# WORK TASK:
Only the stretch of the listing below that runs from the line with "Hardware: 1 thread" through the line with "Task: How long" is to be printed, exactly and with both ends.

# GIVEN DATA:
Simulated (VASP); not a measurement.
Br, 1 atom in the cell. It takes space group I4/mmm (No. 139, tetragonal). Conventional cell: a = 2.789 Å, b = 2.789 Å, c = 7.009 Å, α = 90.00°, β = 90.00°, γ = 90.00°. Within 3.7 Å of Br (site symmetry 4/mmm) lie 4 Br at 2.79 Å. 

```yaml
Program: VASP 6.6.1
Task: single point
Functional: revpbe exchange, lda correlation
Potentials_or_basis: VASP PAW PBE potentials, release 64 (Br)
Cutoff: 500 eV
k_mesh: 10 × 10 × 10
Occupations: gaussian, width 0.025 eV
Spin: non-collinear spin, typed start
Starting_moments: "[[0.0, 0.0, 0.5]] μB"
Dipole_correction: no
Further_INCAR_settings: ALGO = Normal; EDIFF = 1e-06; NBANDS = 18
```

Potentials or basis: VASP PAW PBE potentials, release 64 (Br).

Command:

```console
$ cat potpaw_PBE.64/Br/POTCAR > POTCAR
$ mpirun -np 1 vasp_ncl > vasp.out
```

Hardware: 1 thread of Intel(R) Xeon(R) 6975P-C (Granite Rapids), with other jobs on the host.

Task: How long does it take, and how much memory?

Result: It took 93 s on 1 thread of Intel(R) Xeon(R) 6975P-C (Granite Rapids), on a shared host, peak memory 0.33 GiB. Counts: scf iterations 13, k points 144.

# TASK RESULT:
Hardware: 1 thread of Intel(R) Xeon(R) 6975P-C (Granite Rapids), with other jobs on the host.

Task: How long does it take, and how much memory?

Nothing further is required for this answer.